**RECORDS SHOWN:**
☆ ☆ ☆ ☆

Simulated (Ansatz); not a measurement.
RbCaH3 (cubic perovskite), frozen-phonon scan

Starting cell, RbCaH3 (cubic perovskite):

☆ ☆ ☆ ☆

**ACTIVITY:**
Retype the entries exactly, please. Leave no line out.

**YOUR SOLUTION:**
Simulated (Ansatz); not a measurement.
RbCaH3 (cubic perovskite), frozen-phonon scan

Starting cell, RbCaH3 (cubic perovskite):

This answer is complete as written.